------------------------------

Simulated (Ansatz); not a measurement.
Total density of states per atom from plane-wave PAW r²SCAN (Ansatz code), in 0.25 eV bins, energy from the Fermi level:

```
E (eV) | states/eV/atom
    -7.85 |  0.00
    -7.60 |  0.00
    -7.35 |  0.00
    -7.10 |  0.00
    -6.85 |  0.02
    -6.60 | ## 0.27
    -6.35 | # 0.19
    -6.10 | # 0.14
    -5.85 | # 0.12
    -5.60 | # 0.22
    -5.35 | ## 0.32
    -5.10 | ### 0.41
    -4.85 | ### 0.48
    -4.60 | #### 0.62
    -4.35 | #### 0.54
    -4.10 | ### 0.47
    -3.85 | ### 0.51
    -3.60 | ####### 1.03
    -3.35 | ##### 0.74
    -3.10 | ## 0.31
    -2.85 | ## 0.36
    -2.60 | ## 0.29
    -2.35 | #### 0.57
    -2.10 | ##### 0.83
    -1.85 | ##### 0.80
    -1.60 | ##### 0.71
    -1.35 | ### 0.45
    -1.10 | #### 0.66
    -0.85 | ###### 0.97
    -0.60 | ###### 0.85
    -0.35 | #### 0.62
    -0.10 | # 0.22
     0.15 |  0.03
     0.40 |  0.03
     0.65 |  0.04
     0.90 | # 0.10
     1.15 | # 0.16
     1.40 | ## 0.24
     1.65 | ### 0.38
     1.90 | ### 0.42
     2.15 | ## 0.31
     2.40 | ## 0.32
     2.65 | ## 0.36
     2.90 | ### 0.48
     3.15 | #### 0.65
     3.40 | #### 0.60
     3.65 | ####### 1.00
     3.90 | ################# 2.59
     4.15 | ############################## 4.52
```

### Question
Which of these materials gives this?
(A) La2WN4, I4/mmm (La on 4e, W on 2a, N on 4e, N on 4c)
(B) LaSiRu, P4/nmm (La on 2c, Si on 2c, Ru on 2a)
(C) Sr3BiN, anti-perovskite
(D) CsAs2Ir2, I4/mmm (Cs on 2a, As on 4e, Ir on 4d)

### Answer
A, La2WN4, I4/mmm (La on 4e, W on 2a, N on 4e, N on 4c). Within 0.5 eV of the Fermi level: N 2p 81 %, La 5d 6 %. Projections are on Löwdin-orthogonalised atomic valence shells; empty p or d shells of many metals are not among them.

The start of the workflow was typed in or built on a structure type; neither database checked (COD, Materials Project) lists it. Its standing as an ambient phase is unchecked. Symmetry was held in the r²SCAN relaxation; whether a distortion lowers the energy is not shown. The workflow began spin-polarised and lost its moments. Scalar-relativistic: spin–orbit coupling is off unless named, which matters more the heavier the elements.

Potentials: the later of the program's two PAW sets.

------------------------------

Exactly as they stand, set down the lines from the top of the data through the line with "A, La2WN4, I4/mmm".

Simulated (Ansatz); not a measurement.
Total density of states per atom from plane-wave PAW r²SCAN (Ansatz code), in 0.25 eV bins, energy from the Fermi level:

```
E (eV) | states/eV/atom
    -7.85 |  0.00
    -7.60 |  0.00
    -7.35 |  0.00
    -7.10 |  0.00
    -6.85 |  0.02
    -6.60 | ## 0.27
    -6.35 | # 0.19
    -6.10 | # 0.14
    -5.85 | # 0.12
    -5.60 | # 0.22
    -5.35 | ## 0.32
    -5.10 | ### 0.41
    -4.85 | ### 0.48
    -4.60 | #### 0.62
    -4.35 | #### 0.54
    -4.10 | ### 0.47
    -3.85 | ### 0.51
    -3.60 | ####### 1.03
    -3.35 | ##### 0.74
    -3.10 | ## 0.31
    -2.85 | ## 0.36
    -2.60 | ## 0.29
    -2.35 | #### 0.57
    -2.10 | ##### 0.83
    -1.85 | ##### 0.80
    -1.60 | ##### 0.71
    -1.35 | ### 0.45
    -1.10 | #### 0.66
    -0.85 | ###### 0.97
    -0.60 | ###### 0.85
    -0.35 | #### 0.62
    -0.10 | # 0.22
     0.15 |  0.03
     0.40 |  0.03
     0.65 |  0.04
     0.90 | # 0.10
     1.15 | # 0.16
     1.40 | ## 0.24
     1.65 | ### 0.38
     1.90 | ### 0.42
     2.15 | ## 0.31
     2.40 | ## 0.32
     2.65 | ## 0.36
     2.90 | ### 0.48
     3.15 | #### 0.65
     3.40 | #### 0.60
     3.65 | ####### 1.00
     3.90 | ################# 2.59
     4.15 | ############################## 4.52
```

### Question
Which of these materials gives this?
(A) La2WN4, I4/mmm (La on 4e, W on 2a, N on 4e, N on 4c)
(B) LaSiRu, P4/nmm (La on 2c, Si on 2c, Ru on 2a)
(C) Sr3BiN, anti-perovskite
(D) CsAs2Ir2, I4/mmm (Cs on 2a, As on 4e, Ir on 4d)

### Answer
A, La2WN4, I4/mmm (La on 4e, W on 2a, N on 4e, N on 4c). Within 0.5 eV of the Fermi level: N 2p 81 %, La 5d 6 %. Projections are on Löwdin-orthogonalised atomic valence shells; empty p or d shells of many metals are not among them.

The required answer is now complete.